■ ■ ■ ■ ■
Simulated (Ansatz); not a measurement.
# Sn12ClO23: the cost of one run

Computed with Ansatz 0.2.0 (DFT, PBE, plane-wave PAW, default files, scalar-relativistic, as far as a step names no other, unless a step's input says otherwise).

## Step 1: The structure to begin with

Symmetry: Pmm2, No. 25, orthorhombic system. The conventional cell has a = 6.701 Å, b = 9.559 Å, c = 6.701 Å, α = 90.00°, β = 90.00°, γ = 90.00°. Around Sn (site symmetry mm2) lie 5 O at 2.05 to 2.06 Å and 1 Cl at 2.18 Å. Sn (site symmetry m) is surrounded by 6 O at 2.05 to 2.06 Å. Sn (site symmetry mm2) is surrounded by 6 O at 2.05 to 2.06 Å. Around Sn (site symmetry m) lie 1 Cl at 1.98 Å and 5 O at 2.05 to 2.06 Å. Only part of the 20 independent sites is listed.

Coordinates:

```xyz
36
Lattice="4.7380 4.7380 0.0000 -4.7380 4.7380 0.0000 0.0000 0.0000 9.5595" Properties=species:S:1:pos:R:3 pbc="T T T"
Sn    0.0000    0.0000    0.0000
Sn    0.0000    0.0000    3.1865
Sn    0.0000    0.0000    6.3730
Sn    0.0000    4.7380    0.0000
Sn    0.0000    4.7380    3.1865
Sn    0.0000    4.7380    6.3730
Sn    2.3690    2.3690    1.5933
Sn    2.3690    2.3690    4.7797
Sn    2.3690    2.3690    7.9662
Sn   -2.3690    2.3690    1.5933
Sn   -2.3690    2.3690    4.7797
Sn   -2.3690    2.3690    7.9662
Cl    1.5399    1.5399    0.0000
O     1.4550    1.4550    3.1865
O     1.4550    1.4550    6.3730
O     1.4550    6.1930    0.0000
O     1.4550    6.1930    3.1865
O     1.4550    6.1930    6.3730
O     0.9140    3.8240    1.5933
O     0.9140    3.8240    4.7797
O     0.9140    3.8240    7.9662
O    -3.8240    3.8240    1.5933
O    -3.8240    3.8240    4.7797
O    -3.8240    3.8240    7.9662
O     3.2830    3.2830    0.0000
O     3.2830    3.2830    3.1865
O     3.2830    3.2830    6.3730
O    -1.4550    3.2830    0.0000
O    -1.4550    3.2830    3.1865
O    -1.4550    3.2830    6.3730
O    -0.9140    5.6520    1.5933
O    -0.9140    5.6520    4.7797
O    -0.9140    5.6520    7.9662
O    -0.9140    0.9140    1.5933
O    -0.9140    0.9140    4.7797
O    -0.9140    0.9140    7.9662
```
■ ■ ■ ■ ■

ACTION ITEM: Lines from the top of the entries through the line with "## Step 1: The structure to begin with" are to be transcribed exactly, and nothing more.

TASK SOLUTION:
Simulated (Ansatz); not a measurement.
# Sn12ClO23: the cost of one run

Computed with Ansatz 0.2.0 (DFT, PBE, plane-wave PAW, default files, scalar-relativistic, as far as a step names no other, unless a step's input says otherwise).

## Step 1: The structure to begin with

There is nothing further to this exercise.